Set down the lines below exactly as they stand, please. Go from the first through the one containing "Parameters, values chosen".

(Dataset extract)

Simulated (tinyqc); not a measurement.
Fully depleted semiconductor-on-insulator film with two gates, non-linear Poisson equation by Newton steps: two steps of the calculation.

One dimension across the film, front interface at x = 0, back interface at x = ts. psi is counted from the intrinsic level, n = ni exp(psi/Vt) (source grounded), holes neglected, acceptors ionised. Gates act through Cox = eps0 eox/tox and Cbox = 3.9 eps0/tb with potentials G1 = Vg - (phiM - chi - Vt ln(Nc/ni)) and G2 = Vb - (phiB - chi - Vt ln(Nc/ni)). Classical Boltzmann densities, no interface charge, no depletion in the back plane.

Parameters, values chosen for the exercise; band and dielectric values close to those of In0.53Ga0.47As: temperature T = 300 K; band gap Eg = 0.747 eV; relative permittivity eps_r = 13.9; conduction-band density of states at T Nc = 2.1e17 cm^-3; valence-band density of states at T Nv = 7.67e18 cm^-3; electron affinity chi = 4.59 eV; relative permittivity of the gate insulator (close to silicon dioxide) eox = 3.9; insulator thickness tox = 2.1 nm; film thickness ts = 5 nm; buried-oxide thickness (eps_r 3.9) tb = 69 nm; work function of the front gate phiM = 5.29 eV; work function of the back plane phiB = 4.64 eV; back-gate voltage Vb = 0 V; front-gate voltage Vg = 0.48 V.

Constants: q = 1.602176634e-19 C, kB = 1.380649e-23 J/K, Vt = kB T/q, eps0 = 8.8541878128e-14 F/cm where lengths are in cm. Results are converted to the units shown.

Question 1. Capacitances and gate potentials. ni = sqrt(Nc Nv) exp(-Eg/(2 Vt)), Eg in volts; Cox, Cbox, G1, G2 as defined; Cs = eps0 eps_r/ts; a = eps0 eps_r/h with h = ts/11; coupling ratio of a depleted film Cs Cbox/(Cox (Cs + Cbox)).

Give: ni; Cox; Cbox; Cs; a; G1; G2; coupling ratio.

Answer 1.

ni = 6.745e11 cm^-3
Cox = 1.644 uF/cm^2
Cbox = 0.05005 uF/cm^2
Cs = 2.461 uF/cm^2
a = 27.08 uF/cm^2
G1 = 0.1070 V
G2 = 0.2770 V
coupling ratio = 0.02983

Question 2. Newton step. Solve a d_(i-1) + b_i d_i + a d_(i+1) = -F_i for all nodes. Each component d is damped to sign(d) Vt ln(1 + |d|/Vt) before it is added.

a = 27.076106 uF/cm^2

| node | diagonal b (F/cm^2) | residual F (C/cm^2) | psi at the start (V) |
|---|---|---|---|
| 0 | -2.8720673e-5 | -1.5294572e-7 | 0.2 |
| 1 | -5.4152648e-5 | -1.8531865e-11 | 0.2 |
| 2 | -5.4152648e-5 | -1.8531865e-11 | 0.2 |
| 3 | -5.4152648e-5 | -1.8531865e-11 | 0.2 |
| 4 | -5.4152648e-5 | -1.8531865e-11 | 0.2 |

(End Dataset extract)

▶ [Your solution]:
Simulated (tinyqc); not a measurement.
Fully depleted semiconductor-on-insulator film with two gates, non-linear Poisson equation by Newton steps: two steps of the calculation.

One dimension across the film, front interface at x = 0, back interface at x = ts. psi is counted from the intrinsic level, n = ni exp(psi/Vt) (source grounded), holes neglected, acceptors ionised. Gates act through Cox = eps0 eox/tox and Cbox = 3.9 eps0/tb with potentials G1 = Vg - (phiM - chi - Vt ln(Nc/ni)) and G2 = Vb - (phiB - chi - Vt ln(Nc/ni)). Classical Boltzmann densities, no interface charge, no depletion in the back plane.

Parameters, values chosen for the exercise; band and dielectric values close to those of In0.53Ga0.47As: temperature T = 300 K; band gap Eg = 0.747 eV; relative permittivity eps_r = 13.9; conduction-band density of states at T Nc = 2.1e17 cm^-3; valence-band density of states at T Nv = 7.67e18 cm^-3; electron affinity chi = 4.59 eV; relative permittivity of the gate insulator (close to silicon dioxide) eox = 3.9; insulator thickness tox = 2.1 nm; film thickness ts = 5 nm; buried-oxide thickness (eps_r 3.9) tb = 69 nm; work function of the front gate phiM = 5.29 eV; work function of the back plane phiB = 4.64 eV; back-gate voltage Vb = 0 V; front-gate voltage Vg = 0.48 V.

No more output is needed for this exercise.